═════ SUPPLIED ENTRIES
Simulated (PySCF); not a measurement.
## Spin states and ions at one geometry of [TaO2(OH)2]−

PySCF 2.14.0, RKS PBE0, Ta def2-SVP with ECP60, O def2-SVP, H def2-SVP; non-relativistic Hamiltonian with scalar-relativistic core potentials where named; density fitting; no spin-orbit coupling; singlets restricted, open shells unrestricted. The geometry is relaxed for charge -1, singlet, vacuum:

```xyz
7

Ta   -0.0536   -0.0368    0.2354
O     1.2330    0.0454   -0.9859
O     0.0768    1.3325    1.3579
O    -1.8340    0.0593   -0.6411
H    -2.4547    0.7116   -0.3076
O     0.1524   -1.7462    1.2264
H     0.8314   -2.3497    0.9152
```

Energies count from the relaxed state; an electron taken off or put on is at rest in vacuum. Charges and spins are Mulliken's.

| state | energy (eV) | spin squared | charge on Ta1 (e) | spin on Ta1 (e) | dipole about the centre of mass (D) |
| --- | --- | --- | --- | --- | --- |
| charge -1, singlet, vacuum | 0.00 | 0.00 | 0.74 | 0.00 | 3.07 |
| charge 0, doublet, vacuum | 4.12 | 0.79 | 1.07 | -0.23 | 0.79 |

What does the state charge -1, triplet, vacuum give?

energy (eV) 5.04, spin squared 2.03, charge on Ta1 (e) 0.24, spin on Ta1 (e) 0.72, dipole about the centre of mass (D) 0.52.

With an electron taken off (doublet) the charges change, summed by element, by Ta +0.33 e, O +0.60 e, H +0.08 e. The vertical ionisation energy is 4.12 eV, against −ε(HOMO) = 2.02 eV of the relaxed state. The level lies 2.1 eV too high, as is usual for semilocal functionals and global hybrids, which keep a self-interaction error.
══════════

» ASSIGNED TASK
Could you return exactly the lines above from the line with "Energies count from" to the line with "energy (eV) 5.04, spin", both included, and nothing else?

» SOLUTION
Energies count from the relaxed state; an electron taken off or put on is at rest in vacuum. Charges and spins are Mulliken's.

| state | energy (eV) | spin squared | charge on Ta1 (e) | spin on Ta1 (e) | dipole about the centre of mass (D) |
| --- | --- | --- | --- | --- | --- |
| charge -1, singlet, vacuum | 0.00 | 0.00 | 0.74 | 0.00 | 3.07 |
| charge 0, doublet, vacuum | 4.12 | 0.79 | 1.07 | -0.23 | 0.79 |

What does the state charge -1, triplet, vacuum give?

energy (eV) 5.04, spin squared 2.03, charge on Ta1 (e) 0.24, spin on Ta1 (e) 0.72, dipole about the centre of mass (D) 0.52.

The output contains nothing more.